> _Data for analysis_:
________
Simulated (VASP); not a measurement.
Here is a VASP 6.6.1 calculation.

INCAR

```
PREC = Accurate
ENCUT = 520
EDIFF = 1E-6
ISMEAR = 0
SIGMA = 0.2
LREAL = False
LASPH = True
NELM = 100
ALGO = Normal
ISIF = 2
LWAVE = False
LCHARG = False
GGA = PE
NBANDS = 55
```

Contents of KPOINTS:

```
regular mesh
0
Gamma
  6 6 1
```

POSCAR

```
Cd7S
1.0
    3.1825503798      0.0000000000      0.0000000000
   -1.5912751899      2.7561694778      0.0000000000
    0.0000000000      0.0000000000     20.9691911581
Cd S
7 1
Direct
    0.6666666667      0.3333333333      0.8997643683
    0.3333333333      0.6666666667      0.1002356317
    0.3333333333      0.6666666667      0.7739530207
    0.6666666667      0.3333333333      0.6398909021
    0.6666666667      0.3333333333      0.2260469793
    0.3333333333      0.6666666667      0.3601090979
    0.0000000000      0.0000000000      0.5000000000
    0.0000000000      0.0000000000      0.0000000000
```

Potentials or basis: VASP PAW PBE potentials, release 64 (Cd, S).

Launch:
________

> _Work request_:
Restate verbatim all lines from the start of the data through the line containing "Potentials or basis: VASP", with both ends kept.

> _Your solution_:
Simulated (VASP); not a measurement.
Here is a VASP 6.6.1 calculation.

INCAR

```
PREC = Accurate
ENCUT = 520
EDIFF = 1E-6
ISMEAR = 0
SIGMA = 0.2
LREAL = False
LASPH = True
NELM = 100
ALGO = Normal
ISIF = 2
LWAVE = False
LCHARG = False
GGA = PE
NBANDS = 55
```

Contents of KPOINTS:

```
regular mesh
0
Gamma
  6 6 1
```

POSCAR

```
Cd7S
1.0
    3.1825503798      0.0000000000      0.0000000000
   -1.5912751899      2.7561694778      0.0000000000
    0.0000000000      0.0000000000     20.9691911581
Cd S
7 1
Direct
    0.6666666667      0.3333333333      0.8997643683
    0.3333333333      0.6666666667      0.1002356317
    0.3333333333      0.6666666667      0.7739530207
    0.6666666667      0.3333333333      0.6398909021
    0.6666666667      0.3333333333      0.2260469793
    0.3333333333      0.6666666667      0.3601090979
    0.0000000000      0.0000000000      0.5000000000
    0.0000000000      0.0000000000      0.0000000000
```

Potentials or basis: VASP PAW PBE potentials, release 64 (Cd, S).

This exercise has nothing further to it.